#### Extracted entries

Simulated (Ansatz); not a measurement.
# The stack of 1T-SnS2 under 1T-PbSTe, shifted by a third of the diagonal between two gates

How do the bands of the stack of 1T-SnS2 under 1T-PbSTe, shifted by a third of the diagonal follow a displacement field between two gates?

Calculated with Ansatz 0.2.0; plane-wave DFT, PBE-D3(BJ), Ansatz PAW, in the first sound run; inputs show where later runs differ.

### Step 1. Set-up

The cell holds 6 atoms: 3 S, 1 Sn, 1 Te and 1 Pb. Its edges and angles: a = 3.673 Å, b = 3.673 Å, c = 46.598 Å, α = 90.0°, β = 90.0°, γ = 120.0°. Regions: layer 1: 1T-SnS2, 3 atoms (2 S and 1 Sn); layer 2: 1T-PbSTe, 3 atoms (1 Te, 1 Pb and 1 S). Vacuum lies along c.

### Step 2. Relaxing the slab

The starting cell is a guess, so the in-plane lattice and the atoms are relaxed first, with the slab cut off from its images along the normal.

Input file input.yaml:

########

- Required action -
Lines from the top of the data above through the line containing "### Step 1. Set-up" must be repeated exactly. All other lines stay out.

- Written solution -
Simulated (Ansatz); not a measurement.
# The stack of 1T-SnS2 under 1T-PbSTe, shifted by a third of the diagonal between two gates

How do the bands of the stack of 1T-SnS2 under 1T-PbSTe, shifted by a third of the diagonal follow a displacement field between two gates?

Calculated with Ansatz 0.2.0; plane-wave DFT, PBE-D3(BJ), Ansatz PAW, in the first sound run; inputs show where later runs differ.

### Step 1. Set-up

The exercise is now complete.